## Work item
Reproduce precisely the lines between the start of the data below and the line with "- Task: relaxation of cell and atoms", both included.

## Extracted material
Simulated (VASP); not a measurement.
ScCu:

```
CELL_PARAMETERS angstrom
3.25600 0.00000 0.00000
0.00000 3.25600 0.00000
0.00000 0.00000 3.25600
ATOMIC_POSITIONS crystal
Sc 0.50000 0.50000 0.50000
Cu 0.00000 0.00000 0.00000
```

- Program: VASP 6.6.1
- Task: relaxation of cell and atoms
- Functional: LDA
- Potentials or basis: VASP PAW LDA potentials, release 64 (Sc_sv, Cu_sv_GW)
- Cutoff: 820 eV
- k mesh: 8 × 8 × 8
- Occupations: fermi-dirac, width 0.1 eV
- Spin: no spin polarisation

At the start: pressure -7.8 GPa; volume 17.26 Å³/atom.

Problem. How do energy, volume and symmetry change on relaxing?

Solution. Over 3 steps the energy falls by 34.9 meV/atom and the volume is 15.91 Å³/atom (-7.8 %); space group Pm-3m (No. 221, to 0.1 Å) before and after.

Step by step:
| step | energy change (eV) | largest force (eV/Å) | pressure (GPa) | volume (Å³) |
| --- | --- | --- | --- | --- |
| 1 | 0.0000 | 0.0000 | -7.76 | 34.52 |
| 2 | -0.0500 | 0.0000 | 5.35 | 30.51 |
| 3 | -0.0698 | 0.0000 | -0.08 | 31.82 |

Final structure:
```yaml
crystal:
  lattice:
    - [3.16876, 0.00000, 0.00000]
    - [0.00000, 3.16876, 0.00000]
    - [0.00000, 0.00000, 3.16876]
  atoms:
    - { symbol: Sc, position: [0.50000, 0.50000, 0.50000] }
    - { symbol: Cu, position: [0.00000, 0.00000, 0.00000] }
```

## Exercise response
Simulated (VASP); not a measurement.
ScCu:

```
CELL_PARAMETERS angstrom
3.25600 0.00000 0.00000
0.00000 3.25600 0.00000
0.00000 0.00000 3.25600
ATOMIC_POSITIONS crystal
Sc 0.50000 0.50000 0.50000
Cu 0.00000 0.00000 0.00000
```

- Program: VASP 6.6.1
- Task: relaxation of cell and atoms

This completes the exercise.